* WORK TASK
When you reach the records, transcribe each one exactly.

* STORED DATA
○ ○ ○ ○ ○ ○ ○
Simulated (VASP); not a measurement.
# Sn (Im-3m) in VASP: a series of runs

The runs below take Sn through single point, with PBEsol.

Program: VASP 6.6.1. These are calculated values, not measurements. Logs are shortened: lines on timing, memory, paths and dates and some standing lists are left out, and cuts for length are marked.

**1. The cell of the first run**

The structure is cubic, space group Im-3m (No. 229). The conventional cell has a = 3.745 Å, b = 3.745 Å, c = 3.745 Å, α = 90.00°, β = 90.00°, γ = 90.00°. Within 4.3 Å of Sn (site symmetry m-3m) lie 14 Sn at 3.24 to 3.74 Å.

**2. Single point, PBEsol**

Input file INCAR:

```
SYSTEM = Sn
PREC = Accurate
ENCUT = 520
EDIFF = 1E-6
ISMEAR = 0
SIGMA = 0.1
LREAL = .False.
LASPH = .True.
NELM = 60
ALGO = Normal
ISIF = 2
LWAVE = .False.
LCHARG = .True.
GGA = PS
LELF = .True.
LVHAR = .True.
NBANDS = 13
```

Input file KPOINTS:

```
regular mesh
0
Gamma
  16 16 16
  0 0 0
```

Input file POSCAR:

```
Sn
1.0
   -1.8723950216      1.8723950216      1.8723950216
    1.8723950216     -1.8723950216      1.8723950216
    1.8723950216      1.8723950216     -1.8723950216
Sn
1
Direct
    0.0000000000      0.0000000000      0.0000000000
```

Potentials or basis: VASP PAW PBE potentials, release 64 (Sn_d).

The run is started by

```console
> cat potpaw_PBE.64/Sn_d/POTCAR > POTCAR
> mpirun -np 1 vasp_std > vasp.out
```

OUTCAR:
○ ○ ○ ○ ○ ○ ○

* ANSWER SPACE
Simulated (VASP); not a measurement.
# Sn (Im-3m) in VASP: a series of runs

The runs below take Sn through single point, with PBEsol.

Program: VASP 6.6.1. These are calculated values, not measurements. Logs are shortened: lines on timing, memory, paths and dates and some standing lists are left out, and cuts for length are marked.

**1. The cell of the first run**

The structure is cubic, space group Im-3m (No. 229). The conventional cell has a = 3.745 Å, b = 3.745 Å, c = 3.745 Å, α = 90.00°, β = 90.00°, γ = 90.00°. Within 4.3 Å of Sn (site symmetry m-3m) lie 14 Sn at 3.24 to 3.74 Å.

**2. Single point, PBEsol**

Input file INCAR:

```
SYSTEM = Sn
PREC = Accurate
ENCUT = 520
EDIFF = 1E-6
ISMEAR = 0
SIGMA = 0.1
LREAL = .False.
LASPH = .True.
NELM = 60
ALGO = Normal
ISIF = 2
LWAVE = .False.
LCHARG = .True.
GGA = PS
LELF = .True.
LVHAR = .True.
NBANDS = 13
```

Input file KPOINTS:

```
regular mesh
0
Gamma
  16 16 16
  0 0 0
```

Input file POSCAR:

```
Sn
1.0
   -1.8723950216      1.8723950216      1.8723950216
    1.8723950216     -1.8723950216      1.8723950216
    1.8723950216      1.8723950216     -1.8723950216
Sn
1
Direct
    0.0000000000      0.0000000000      0.0000000000
```

Potentials or basis: VASP PAW PBE potentials, release 64 (Sn_d).

The run is started by

```console
> cat potpaw_PBE.64/Sn_d/POTCAR > POTCAR
> mpirun -np 1 vasp_std > vasp.out
```

OUTCAR:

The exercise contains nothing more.